================================

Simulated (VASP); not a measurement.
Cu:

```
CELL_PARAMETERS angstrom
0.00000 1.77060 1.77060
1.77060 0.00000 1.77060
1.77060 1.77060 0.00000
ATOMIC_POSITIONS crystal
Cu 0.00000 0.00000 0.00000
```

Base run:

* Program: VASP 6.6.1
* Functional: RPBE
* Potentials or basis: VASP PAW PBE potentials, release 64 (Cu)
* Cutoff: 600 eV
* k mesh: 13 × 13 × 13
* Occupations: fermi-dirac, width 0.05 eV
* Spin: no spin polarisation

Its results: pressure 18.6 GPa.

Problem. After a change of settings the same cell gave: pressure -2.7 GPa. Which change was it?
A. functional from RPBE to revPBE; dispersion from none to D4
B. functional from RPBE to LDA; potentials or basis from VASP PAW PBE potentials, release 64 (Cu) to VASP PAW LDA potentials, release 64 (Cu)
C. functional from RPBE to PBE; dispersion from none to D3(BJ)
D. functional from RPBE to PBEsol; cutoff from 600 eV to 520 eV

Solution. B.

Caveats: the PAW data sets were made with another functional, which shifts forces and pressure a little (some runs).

================================

◆ Task item
Would you please copy, word for word, everything above from the line containing "no spin polarisation" down to the line containing "Solution. B.", those two lines included?

◆ Written reply
* Spin: no spin polarisation

Its results: pressure 18.6 GPa.

Problem. After a change of settings the same cell gave: pressure -2.7 GPa. Which change was it?
A. functional from RPBE to revPBE; dispersion from none to D4
B. functional from RPBE to LDA; potentials or basis from VASP PAW PBE potentials, release 64 (Cu) to VASP PAW LDA potentials, release 64 (Cu)
C. functional from RPBE to PBE; dispersion from none to D3(BJ)
D. functional from RPBE to PBEsol; cutoff from 600 eV to 520 eV

Solution. B.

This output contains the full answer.